Required action: Reproduce all the entries, matching the original word for word.

Source information:
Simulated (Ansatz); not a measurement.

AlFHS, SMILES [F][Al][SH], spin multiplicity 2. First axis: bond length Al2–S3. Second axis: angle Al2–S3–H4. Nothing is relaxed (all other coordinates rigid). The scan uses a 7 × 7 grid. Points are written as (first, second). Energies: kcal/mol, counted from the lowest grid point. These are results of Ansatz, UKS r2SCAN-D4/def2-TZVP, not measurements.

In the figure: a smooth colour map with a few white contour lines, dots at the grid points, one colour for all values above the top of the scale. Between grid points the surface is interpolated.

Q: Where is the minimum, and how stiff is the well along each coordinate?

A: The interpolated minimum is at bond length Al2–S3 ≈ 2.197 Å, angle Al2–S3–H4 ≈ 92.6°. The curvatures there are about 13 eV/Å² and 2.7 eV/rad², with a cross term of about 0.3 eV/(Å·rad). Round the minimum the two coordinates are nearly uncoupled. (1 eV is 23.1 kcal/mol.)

Answer section:
Simulated (Ansatz); not a measurement.

AlFHS, SMILES [F][Al][SH], spin multiplicity 2. First axis: bond length Al2–S3. Second axis: angle Al2–S3–H4. Nothing is relaxed (all other coordinates rigid). The scan uses a 7 × 7 grid. Points are written as (first, second). Energies: kcal/mol, counted from the lowest grid point. These are results of Ansatz, UKS r2SCAN-D4/def2-TZVP, not measurements.

In the figure: a smooth colour map with a few white contour lines, dots at the grid points, one colour for all values above the top of the scale. Between grid points the surface is interpolated.

Q: Where is the minimum, and how stiff is the well along each coordinate?

A: The interpolated minimum is at bond length Al2–S3 ≈ 2.197 Å, angle Al2–S3–H4 ≈ 92.6°. The curvatures there are about 13 eV/Å² and 2.7 eV/rad², with a cross term of about 0.3 eV/(Å·rad). Round the minimum the two coordinates are nearly uncoupled. (1 eV is 23.1 kcal/mol.)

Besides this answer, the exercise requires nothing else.